* [ACTION ITEM]:
Quote, with no changes, the lines that run from the top of the material to the line with "Atoms are numbered in this order, from 1.", both included.

* [RECORD EXTRACTS]:
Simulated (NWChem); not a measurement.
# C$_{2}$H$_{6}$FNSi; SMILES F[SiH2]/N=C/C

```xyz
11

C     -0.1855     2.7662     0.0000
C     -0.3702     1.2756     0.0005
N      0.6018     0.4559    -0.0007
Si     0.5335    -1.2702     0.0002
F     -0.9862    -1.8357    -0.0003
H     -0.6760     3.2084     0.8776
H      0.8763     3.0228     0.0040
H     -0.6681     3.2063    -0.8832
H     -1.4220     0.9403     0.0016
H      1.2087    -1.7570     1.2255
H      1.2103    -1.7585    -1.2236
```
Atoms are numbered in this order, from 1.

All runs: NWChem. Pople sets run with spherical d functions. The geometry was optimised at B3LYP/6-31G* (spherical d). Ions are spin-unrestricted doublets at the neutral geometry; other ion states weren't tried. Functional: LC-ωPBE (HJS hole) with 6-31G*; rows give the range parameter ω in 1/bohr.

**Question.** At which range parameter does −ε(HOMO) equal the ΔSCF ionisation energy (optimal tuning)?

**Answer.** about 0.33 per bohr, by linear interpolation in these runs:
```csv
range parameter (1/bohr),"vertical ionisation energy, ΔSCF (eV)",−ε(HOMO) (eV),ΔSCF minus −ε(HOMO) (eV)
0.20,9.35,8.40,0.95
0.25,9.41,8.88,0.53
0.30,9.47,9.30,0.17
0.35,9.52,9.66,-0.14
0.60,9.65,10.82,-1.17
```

* [WRITTEN ANSWER]:
Simulated (NWChem); not a measurement.
# C$_{2}$H$_{6}$FNSi; SMILES F[SiH2]/N=C/C

```xyz
11

C     -0.1855     2.7662     0.0000
C     -0.3702     1.2756     0.0005
N      0.6018     0.4559    -0.0007
Si     0.5335    -1.2702     0.0002
F     -0.9862    -1.8357    -0.0003
H     -0.6760     3.2084     0.8776
H      0.8763     3.0228     0.0040
H     -0.6681     3.2063    -0.8832
H     -1.4220     0.9403     0.0016
H      1.2087    -1.7570     1.2255
H      1.2103    -1.7585    -1.2236
```
Atoms are numbered in this order, from 1.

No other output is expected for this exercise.